## Required action
Please retype the listing below exactly, from its opening line through the line where "Dimer: C2H2 (SMILES" appears.

□ □ □
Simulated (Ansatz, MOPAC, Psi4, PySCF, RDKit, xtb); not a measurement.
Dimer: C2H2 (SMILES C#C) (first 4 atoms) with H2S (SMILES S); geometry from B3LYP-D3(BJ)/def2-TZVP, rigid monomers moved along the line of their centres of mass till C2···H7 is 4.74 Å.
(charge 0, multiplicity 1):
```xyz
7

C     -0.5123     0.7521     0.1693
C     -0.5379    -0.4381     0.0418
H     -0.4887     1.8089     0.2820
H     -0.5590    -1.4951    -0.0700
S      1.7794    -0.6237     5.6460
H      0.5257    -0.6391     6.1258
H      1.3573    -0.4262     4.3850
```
□ □ □

## Response area
Simulated (Ansatz, MOPAC, Psi4, PySCF, RDKit, xtb); not a measurement.
Dimer: C2H2 (SMILES C#C) (first 4 atoms) with H2S (SMILES S); geometry from B3LYP-D3(BJ)/def2-TZVP, rigid monomers moved along the line of their centres of mass till C2···H7 is 4.74 Å.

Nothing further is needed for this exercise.